↓

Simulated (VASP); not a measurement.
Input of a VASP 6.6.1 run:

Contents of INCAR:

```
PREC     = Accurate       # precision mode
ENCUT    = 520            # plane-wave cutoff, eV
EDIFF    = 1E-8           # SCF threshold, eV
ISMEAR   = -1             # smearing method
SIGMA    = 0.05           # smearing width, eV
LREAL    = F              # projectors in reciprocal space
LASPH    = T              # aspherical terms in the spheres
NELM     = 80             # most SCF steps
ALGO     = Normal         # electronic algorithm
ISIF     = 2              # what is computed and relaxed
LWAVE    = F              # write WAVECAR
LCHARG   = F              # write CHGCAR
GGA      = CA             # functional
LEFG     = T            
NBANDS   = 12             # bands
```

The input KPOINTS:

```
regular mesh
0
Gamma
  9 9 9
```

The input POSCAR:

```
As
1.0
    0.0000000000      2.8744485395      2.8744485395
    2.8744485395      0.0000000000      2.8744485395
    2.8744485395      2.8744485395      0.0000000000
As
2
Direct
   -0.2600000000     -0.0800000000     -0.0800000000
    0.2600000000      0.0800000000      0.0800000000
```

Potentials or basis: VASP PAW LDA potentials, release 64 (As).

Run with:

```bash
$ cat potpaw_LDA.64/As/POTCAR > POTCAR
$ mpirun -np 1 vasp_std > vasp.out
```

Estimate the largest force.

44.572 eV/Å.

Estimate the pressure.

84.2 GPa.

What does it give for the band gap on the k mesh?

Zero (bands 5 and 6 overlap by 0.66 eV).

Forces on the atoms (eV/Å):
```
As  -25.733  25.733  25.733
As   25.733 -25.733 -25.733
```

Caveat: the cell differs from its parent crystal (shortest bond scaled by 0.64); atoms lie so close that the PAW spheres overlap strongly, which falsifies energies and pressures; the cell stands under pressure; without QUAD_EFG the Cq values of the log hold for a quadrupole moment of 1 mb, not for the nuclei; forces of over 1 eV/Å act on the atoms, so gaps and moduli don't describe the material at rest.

↑

Task item> Retype every line up to and including the one that contains "What does it", beginning at the first line of the records, with no edits.

Exercise solution>
Simulated (VASP); not a measurement.
Input of a VASP 6.6.1 run:

Contents of INCAR:

```
PREC     = Accurate       # precision mode
ENCUT    = 520            # plane-wave cutoff, eV
EDIFF    = 1E-8           # SCF threshold, eV
ISMEAR   = -1             # smearing method
SIGMA    = 0.05           # smearing width, eV
LREAL    = F              # projectors in reciprocal space
LASPH    = T              # aspherical terms in the spheres
NELM     = 80             # most SCF steps
ALGO     = Normal         # electronic algorithm
ISIF     = 2              # what is computed and relaxed
LWAVE    = F              # write WAVECAR
LCHARG   = F              # write CHGCAR
GGA      = CA             # functional
LEFG     = T            
NBANDS   = 12             # bands
```

The input KPOINTS:

```
regular mesh
0
Gamma
  9 9 9
```

The input POSCAR:

```
As
1.0
    0.0000000000      2.8744485395      2.8744485395
    2.8744485395      0.0000000000      2.8744485395
    2.8744485395      2.8744485395      0.0000000000
As
2
Direct
   -0.2600000000     -0.0800000000     -0.0800000000
    0.2600000000      0.0800000000      0.0800000000
```

Potentials or basis: VASP PAW LDA potentials, release 64 (As).

Run with:

```bash
$ cat potpaw_LDA.64/As/POTCAR > POTCAR
$ mpirun -np 1 vasp_std > vasp.out
```

Estimate the largest force.

44.572 eV/Å.

Estimate the pressure.

84.2 GPa.

What does it give for the band gap on the k mesh?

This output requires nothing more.